◆ MATERIAL PROVIDED:
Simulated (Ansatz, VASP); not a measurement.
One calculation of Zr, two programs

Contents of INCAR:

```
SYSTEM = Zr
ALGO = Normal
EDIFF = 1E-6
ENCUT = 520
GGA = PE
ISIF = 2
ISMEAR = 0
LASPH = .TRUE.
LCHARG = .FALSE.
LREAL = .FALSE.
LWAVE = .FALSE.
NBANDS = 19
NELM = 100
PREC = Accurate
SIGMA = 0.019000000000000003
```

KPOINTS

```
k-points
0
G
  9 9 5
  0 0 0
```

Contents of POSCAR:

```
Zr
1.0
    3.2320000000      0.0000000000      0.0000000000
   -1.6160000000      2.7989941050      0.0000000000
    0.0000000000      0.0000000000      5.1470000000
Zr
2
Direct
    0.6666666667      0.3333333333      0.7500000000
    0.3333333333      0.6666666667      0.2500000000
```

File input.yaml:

◆ EXERCISE: Transcribe the listing from start to finish, exactly as given.

◆ TASK ANSWER:
Simulated (Ansatz, VASP); not a measurement.
One calculation of Zr, two programs

Contents of INCAR:

```
SYSTEM = Zr
ALGO = Normal
EDIFF = 1E-6
ENCUT = 520
GGA = PE
ISIF = 2
ISMEAR = 0
LASPH = .TRUE.
LCHARG = .FALSE.
LREAL = .FALSE.
LWAVE = .FALSE.
NBANDS = 19
NELM = 100
PREC = Accurate
SIGMA = 0.019000000000000003
```

KPOINTS

```
k-points
0
G
  9 9 5
  0 0 0
```

Contents of POSCAR:

```
Zr
1.0
    3.2320000000      0.0000000000      0.0000000000
   -1.6160000000      2.7989941050      0.0000000000
    0.0000000000      0.0000000000      5.1470000000
Zr
2
Direct
    0.6666666667      0.3333333333      0.7500000000
    0.3333333333      0.6666666667      0.2500000000
```

File input.yaml:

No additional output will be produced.